## Task item
Copy out the complete listing, word for word.

## Dataset content
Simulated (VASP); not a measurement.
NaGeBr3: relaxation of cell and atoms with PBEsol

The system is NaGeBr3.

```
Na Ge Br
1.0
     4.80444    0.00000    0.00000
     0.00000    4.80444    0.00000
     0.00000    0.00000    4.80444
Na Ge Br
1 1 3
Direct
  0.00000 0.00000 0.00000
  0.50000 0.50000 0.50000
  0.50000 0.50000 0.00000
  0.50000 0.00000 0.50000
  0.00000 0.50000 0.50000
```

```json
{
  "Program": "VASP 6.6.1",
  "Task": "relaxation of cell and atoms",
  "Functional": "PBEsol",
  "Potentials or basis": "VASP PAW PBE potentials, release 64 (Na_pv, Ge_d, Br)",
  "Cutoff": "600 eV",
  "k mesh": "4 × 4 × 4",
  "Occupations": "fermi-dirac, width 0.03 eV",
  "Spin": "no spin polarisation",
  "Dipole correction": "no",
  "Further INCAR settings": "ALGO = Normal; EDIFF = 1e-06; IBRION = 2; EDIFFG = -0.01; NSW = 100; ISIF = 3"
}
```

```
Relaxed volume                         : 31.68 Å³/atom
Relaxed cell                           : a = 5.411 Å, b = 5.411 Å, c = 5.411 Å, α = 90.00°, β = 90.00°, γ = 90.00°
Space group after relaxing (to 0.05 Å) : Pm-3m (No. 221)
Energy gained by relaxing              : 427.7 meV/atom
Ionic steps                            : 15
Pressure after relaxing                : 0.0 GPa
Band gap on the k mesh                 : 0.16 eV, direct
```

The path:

## Result
Simulated (VASP); not a measurement.
NaGeBr3: relaxation of cell and atoms with PBEsol

The system is NaGeBr3.

```
Na Ge Br
1.0
     4.80444    0.00000    0.00000
     0.00000    4.80444    0.00000
     0.00000    0.00000    4.80444
Na Ge Br
1 1 3
Direct
  0.00000 0.00000 0.00000
  0.50000 0.50000 0.50000
  0.50000 0.50000 0.00000
  0.50000 0.00000 0.50000
  0.00000 0.50000 0.50000
```

```json
{
  "Program": "VASP 6.6.1",
  "Task": "relaxation of cell and atoms",
  "Functional": "PBEsol",
  "Potentials or basis": "VASP PAW PBE potentials, release 64 (Na_pv, Ge_d, Br)",
  "Cutoff": "600 eV",
  "k mesh": "4 × 4 × 4",
  "Occupations": "fermi-dirac, width 0.03 eV",
  "Spin": "no spin polarisation",
  "Dipole correction": "no",
  "Further INCAR settings": "ALGO = Normal; EDIFF = 1e-06; IBRION = 2; EDIFFG = -0.01; NSW = 100; ISIF = 3"
}
```

```
Relaxed volume                         : 31.68 Å³/atom
Relaxed cell                           : a = 5.411 Å, b = 5.411 Å, c = 5.411 Å, α = 90.00°, β = 90.00°, γ = 90.00°
Space group after relaxing (to 0.05 Å) : Pm-3m (No. 221)
Energy gained by relaxing              : 427.7 meV/atom
Ionic steps                            : 15
Pressure after relaxing                : 0.0 GPa
Band gap on the k mesh                 : 0.16 eV, direct
```

The path:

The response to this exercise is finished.